◆ **Task item**: Send back every line of the data exactly.

◆ **Records supplied**:
--- --- ---

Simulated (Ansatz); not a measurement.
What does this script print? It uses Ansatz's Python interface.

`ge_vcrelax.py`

--- --- ---

◆ **Reply**:
Simulated (Ansatz); not a measurement.
What does this script print? It uses Ansatz's Python interface.

`ge_vcrelax.py`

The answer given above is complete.